- Work item:
Transcribe exactly the first line of the listing below and each line that follows it, ending with the line that contains "14 atoms, charge", and omit the remainder.

- Source data:
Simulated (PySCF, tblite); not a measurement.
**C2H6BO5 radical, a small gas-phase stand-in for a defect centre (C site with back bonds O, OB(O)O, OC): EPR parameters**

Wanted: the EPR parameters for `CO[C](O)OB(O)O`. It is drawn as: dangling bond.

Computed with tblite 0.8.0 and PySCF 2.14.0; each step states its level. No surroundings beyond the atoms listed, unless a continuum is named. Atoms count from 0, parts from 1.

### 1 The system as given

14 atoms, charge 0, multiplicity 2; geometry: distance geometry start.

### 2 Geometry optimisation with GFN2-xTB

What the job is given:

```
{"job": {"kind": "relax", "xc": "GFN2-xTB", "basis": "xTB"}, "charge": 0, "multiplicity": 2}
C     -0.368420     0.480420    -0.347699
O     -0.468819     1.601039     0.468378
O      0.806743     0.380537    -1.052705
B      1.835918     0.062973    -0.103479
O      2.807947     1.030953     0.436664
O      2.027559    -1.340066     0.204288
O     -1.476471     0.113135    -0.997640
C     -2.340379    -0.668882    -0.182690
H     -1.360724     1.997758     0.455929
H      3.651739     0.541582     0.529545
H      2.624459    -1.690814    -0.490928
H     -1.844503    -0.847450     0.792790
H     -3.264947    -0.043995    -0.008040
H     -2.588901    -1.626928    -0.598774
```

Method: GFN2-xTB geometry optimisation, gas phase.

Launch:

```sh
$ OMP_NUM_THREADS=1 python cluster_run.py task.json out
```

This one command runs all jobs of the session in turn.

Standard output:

- Response:
Simulated (PySCF, tblite); not a measurement.
**C2H6BO5 radical, a small gas-phase stand-in for a defect centre (C site with back bonds O, OB(O)O, OC): EPR parameters**

Wanted: the EPR parameters for `CO[C](O)OB(O)O`. It is drawn as: dangling bond.

Computed with tblite 0.8.0 and PySCF 2.14.0; each step states its level. No surroundings beyond the atoms listed, unless a continuum is named. Atoms count from 0, parts from 1.

### 1 The system as given

14 atoms, charge 0, multiplicity 2; geometry: distance geometry start.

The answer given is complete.